◇ ◇ ◇ ◇ ◇
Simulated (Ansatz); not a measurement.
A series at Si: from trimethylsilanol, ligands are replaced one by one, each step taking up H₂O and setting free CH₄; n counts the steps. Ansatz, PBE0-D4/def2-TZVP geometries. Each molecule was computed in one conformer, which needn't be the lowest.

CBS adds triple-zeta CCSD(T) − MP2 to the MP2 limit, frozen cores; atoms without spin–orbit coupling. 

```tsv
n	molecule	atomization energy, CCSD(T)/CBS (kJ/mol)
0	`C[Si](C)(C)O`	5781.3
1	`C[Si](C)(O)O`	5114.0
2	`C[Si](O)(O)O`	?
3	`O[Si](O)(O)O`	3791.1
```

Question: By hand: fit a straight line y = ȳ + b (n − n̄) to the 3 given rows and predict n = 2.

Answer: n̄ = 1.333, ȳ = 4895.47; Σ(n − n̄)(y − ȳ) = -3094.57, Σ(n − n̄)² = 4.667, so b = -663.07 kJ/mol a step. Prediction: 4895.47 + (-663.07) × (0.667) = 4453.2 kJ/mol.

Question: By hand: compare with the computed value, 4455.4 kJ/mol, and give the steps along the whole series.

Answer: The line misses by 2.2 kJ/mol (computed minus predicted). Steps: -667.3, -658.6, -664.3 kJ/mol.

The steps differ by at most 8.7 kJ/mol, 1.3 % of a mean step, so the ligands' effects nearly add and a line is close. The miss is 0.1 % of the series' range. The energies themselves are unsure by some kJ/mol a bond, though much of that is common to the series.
◇ ◇ ◇ ◇ ◇

Transcribe all the material exactly.

Simulated (Ansatz); not a measurement.
A series at Si: from trimethylsilanol, ligands are replaced one by one, each step taking up H₂O and setting free CH₄; n counts the steps. Ansatz, PBE0-D4/def2-TZVP geometries. Each molecule was computed in one conformer, which needn't be the lowest.

CBS adds triple-zeta CCSD(T) − MP2 to the MP2 limit, frozen cores; atoms without spin–orbit coupling. 

```tsv
n	molecule	atomization energy, CCSD(T)/CBS (kJ/mol)
0	`C[Si](C)(C)O`	5781.3
1	`C[Si](C)(O)O`	5114.0
2	`C[Si](O)(O)O`	?
3	`O[Si](O)(O)O`	3791.1
```

Question: By hand: fit a straight line y = ȳ + b (n − n̄) to the 3 given rows and predict n = 2.

Answer: n̄ = 1.333, ȳ = 4895.47; Σ(n − n̄)(y − ȳ) = -3094.57, Σ(n − n̄)² = 4.667, so b = -663.07 kJ/mol a step. Prediction: 4895.47 + (-663.07) × (0.667) = 4453.2 kJ/mol.

Question: By hand: compare with the computed value, 4455.4 kJ/mol, and give the steps along the whole series.

Answer: The line misses by 2.2 kJ/mol (computed minus predicted). Steps: -667.3, -658.6, -664.3 kJ/mol.

The steps differ by at most 8.7 kJ/mol, 1.3 % of a mean step, so the ligands' effects nearly add and a line is close. The miss is 0.1 % of the series' range. The energies themselves are unsure by some kJ/mol a bond, though much of that is common to the series.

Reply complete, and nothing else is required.